Print out the full listing, exactly.

######

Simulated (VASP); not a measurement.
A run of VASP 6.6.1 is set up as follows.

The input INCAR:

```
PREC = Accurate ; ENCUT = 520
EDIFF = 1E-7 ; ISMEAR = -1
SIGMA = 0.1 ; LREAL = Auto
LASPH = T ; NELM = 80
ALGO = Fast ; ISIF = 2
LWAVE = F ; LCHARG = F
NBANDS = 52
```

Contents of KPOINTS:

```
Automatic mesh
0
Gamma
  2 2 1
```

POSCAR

######

Exercise result:
Simulated (VASP); not a measurement.
A run of VASP 6.6.1 is set up as follows.

The input INCAR:

```
PREC = Accurate ; ENCUT = 520
EDIFF = 1E-7 ; ISMEAR = -1
SIGMA = 0.1 ; LREAL = Auto
LASPH = T ; NELM = 80
ALGO = Fast ; ISIF = 2
LWAVE = F ; LCHARG = F
NBANDS = 52
```

Contents of KPOINTS:

```
Automatic mesh
0
Gamma
  2 2 1
```

POSCAR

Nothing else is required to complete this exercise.